*Supplied entries*.
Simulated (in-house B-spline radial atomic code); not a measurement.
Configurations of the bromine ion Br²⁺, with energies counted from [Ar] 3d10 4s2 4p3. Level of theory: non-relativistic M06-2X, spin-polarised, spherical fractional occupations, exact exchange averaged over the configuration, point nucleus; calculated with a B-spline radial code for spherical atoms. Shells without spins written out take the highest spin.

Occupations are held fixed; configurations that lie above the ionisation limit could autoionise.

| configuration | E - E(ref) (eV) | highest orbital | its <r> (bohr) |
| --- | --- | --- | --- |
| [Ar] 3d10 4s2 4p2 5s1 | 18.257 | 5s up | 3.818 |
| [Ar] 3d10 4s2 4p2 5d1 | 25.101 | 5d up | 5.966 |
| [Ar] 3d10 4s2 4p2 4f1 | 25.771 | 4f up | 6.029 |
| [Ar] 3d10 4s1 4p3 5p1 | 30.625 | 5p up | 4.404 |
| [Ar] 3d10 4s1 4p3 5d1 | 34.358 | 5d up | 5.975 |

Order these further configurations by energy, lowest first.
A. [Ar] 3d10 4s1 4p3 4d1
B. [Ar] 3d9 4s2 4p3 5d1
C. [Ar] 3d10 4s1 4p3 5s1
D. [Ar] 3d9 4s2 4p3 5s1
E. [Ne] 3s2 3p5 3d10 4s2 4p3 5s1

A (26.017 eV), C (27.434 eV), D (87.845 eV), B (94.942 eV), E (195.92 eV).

*Required action*.
Each line from the first line of the listing through the line containing "E. [Ne] 3s2 3p5 3d10 4s2 4p3 5s1" must be set down exactly; no other line belongs in the answer.

*Worked solution*.
Simulated (in-house B-spline radial atomic code); not a measurement.
Configurations of the bromine ion Br²⁺, with energies counted from [Ar] 3d10 4s2 4p3. Level of theory: non-relativistic M06-2X, spin-polarised, spherical fractional occupations, exact exchange averaged over the configuration, point nucleus; calculated with a B-spline radial code for spherical atoms. Shells without spins written out take the highest spin.

Occupations are held fixed; configurations that lie above the ionisation limit could autoionise.

| configuration | E - E(ref) (eV) | highest orbital | its <r> (bohr) |
| --- | --- | --- | --- |
| [Ar] 3d10 4s2 4p2 5s1 | 18.257 | 5s up | 3.818 |
| [Ar] 3d10 4s2 4p2 5d1 | 25.101 | 5d up | 5.966 |
| [Ar] 3d10 4s2 4p2 4f1 | 25.771 | 4f up | 6.029 |
| [Ar] 3d10 4s1 4p3 5p1 | 30.625 | 5p up | 4.404 |
| [Ar] 3d10 4s1 4p3 5d1 | 34.358 | 5d up | 5.975 |

Order these further configurations by energy, lowest first.
A. [Ar] 3d10 4s1 4p3 4d1
B. [Ar] 3d9 4s2 4p3 5d1
C. [Ar] 3d10 4s1 4p3 5s1
D. [Ar] 3d9 4s2 4p3 5s1
E. [Ne] 3s2 3p5 3d10 4s2 4p3 5s1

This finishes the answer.